WORK ITEM>
What are the lines of the listing below, word for word, from the first down to the one that contains "What does it give for the pressure?"?

PROVIDED INFORMATION>
------------------------

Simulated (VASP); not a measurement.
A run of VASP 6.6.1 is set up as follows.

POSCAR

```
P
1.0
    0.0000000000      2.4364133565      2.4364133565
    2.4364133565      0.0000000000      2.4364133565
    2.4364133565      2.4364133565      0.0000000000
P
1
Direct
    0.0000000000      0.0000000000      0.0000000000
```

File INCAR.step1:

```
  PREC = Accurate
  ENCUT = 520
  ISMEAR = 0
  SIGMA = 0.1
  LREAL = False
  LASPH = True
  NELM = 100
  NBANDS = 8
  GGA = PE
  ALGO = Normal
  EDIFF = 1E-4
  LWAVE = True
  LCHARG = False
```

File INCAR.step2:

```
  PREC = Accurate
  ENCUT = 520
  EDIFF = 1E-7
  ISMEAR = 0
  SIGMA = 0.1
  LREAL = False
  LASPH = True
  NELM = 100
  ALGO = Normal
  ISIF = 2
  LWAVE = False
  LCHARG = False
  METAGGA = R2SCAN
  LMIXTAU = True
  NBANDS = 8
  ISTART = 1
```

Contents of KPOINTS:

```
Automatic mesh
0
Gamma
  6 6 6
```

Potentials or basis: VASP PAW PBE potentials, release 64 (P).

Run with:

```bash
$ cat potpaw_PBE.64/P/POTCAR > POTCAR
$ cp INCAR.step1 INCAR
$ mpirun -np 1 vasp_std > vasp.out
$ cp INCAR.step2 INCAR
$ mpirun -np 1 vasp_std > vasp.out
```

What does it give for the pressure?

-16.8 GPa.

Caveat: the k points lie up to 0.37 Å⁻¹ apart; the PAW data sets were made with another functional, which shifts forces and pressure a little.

------------------------

TASK ANSWER>
Simulated (VASP); not a measurement.
A run of VASP 6.6.1 is set up as follows.

POSCAR

```
P
1.0
    0.0000000000      2.4364133565      2.4364133565
    2.4364133565      0.0000000000      2.4364133565
    2.4364133565      2.4364133565      0.0000000000
P
1
Direct
    0.0000000000      0.0000000000      0.0000000000
```

File INCAR.step1:

```
  PREC = Accurate
  ENCUT = 520
  ISMEAR = 0
  SIGMA = 0.1
  LREAL = False
  LASPH = True
  NELM = 100
  NBANDS = 8
  GGA = PE
  ALGO = Normal
  EDIFF = 1E-4
  LWAVE = True
  LCHARG = False
```

File INCAR.step2:

```
  PREC = Accurate
  ENCUT = 520
  EDIFF = 1E-7
  ISMEAR = 0
  SIGMA = 0.1
  LREAL = False
  LASPH = True
  NELM = 100
  ALGO = Normal
  ISIF = 2
  LWAVE = False
  LCHARG = False
  METAGGA = R2SCAN
  LMIXTAU = True
  NBANDS = 8
  ISTART = 1
```

Contents of KPOINTS:

```
Automatic mesh
0
Gamma
  6 6 6
```

Potentials or basis: VASP PAW PBE potentials, release 64 (P).

Run with:

```bash
$ cat potpaw_PBE.64/P/POTCAR > POTCAR
$ cp INCAR.step1 INCAR
$ mpirun -np 1 vasp_std > vasp.out
$ cp INCAR.step2 INCAR
$ mpirun -np 1 vasp_std > vasp.out
```

What does it give for the pressure?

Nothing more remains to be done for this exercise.